Every entry should be given again exactly, with nothing dropped.

*DATASET CONTENT*.
=== Begin Enclosure ===

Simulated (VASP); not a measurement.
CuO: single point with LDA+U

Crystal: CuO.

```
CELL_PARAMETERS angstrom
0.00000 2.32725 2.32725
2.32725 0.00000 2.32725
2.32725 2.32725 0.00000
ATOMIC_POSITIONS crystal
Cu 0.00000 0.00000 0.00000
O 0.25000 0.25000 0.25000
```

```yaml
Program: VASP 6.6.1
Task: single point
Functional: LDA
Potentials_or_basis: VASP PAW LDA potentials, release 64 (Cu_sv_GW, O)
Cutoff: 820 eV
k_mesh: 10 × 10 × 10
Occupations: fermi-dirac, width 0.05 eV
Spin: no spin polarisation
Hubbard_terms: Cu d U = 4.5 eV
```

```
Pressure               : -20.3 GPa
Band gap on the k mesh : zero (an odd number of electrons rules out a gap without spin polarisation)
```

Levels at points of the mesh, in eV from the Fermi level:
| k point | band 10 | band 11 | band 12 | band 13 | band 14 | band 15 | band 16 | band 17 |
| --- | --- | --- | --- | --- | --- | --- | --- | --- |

=== End Enclosure ===

*EXERCISE RESPONSE*.
Simulated (VASP); not a measurement.
CuO: single point with LDA+U

Crystal: CuO.

```
CELL_PARAMETERS angstrom
0.00000 2.32725 2.32725
2.32725 0.00000 2.32725
2.32725 2.32725 0.00000
ATOMIC_POSITIONS crystal
Cu 0.00000 0.00000 0.00000
O 0.25000 0.25000 0.25000
```

```yaml
Program: VASP 6.6.1
Task: single point
Functional: LDA
Potentials_or_basis: VASP PAW LDA potentials, release 64 (Cu_sv_GW, O)
Cutoff: 820 eV
k_mesh: 10 × 10 × 10
Occupations: fermi-dirac, width 0.05 eV
Spin: no spin polarisation
Hubbard_terms: Cu d U = 4.5 eV
```

```
Pressure               : -20.3 GPa
Band gap on the k mesh : zero (an odd number of electrons rules out a gap without spin polarisation)
```

Levels at points of the mesh, in eV from the Fermi level:
| k point | band 10 | band 11 | band 12 | band 13 | band 14 | band 15 | band 16 | band 17 |
| --- | --- | --- | --- | --- | --- | --- | --- | --- |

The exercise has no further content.